________________________

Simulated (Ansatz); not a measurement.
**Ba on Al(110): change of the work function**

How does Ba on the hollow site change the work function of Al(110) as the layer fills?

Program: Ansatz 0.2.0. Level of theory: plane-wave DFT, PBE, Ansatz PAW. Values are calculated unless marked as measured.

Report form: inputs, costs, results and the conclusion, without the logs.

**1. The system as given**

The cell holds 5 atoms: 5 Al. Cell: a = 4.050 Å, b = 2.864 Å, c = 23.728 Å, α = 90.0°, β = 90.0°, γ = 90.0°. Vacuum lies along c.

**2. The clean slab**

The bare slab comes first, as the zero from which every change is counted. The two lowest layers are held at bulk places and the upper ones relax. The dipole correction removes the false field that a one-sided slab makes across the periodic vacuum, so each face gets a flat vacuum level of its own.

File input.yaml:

________________________

## Required action
Would you please transcribe each line of the material exactly?

## Response area
Simulated (Ansatz); not a measurement.
**Ba on Al(110): change of the work function**

How does Ba on the hollow site change the work function of Al(110) as the layer fills?

Program: Ansatz 0.2.0. Level of theory: plane-wave DFT, PBE, Ansatz PAW. Values are calculated unless marked as measured.

Report form: inputs, costs, results and the conclusion, without the logs.

**1. The system as given**

The cell holds 5 atoms: 5 Al. Cell: a = 4.050 Å, b = 2.864 Å, c = 23.728 Å, α = 90.0°, β = 90.0°, γ = 90.0°. Vacuum lies along c.

**2. The clean slab**

The bare slab comes first, as the zero from which every change is counted. The two lowest layers are held at bulk places and the upper ones relax. The dipole correction removes the false field that a one-sided slab makes across the periodic vacuum, so each face gets a flat vacuum level of its own.

File input.yaml:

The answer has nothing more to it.